### Entries shown:
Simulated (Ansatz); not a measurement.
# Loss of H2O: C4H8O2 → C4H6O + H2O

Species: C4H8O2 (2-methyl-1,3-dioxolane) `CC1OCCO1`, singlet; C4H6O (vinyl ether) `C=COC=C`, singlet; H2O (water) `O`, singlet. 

### Assignment:
Would you transcribe the data above exactly as it stands?

### Task answer:
Simulated (Ansatz); not a measurement.
# Loss of H2O: C4H8O2 → C4H6O + H2O

Species: C4H8O2 (2-methyl-1,3-dioxolane) `CC1OCCO1`, singlet; C4H6O (vinyl ether) `C=COC=C`, singlet; H2O (water) `O`, singlet. 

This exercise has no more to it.